In the entries that follow, the lines from the one with "The zero of" through the one with "Q: Is it a good guess?" are the ones to write out, exactly and with both ends included. Nothing else should appear.

| Data for review |
○ ○ ○ ○

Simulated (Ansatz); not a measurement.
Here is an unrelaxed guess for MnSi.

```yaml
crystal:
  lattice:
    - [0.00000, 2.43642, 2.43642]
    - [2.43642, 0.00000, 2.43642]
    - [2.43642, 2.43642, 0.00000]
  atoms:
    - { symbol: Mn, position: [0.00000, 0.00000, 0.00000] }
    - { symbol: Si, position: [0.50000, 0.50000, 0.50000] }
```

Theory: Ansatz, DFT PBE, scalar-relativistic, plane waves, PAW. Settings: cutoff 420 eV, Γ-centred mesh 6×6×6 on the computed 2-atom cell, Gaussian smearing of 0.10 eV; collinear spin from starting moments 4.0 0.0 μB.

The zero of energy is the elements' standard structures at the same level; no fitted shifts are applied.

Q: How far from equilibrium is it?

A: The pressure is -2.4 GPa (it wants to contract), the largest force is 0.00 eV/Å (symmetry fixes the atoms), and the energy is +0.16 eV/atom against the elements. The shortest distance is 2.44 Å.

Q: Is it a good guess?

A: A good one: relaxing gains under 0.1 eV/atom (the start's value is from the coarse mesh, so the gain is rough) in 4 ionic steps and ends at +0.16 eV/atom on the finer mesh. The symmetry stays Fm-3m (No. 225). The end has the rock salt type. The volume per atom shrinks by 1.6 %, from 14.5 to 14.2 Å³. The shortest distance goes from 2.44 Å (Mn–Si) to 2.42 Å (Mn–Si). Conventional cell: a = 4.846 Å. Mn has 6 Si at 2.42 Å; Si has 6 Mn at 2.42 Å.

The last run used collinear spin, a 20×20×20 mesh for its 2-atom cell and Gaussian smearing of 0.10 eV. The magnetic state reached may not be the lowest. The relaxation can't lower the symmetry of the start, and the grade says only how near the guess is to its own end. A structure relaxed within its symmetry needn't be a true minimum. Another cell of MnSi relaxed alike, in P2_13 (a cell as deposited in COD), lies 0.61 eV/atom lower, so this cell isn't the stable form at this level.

○ ○ ○ ○

| Your solution |
The zero of energy is the elements' standard structures at the same level; no fitted shifts are applied.

Q: How far from equilibrium is it?

A: The pressure is -2.4 GPa (it wants to contract), the largest force is 0.00 eV/Å (symmetry fixes the atoms), and the energy is +0.16 eV/atom against the elements. The shortest distance is 2.44 Å.

Q: Is it a good guess?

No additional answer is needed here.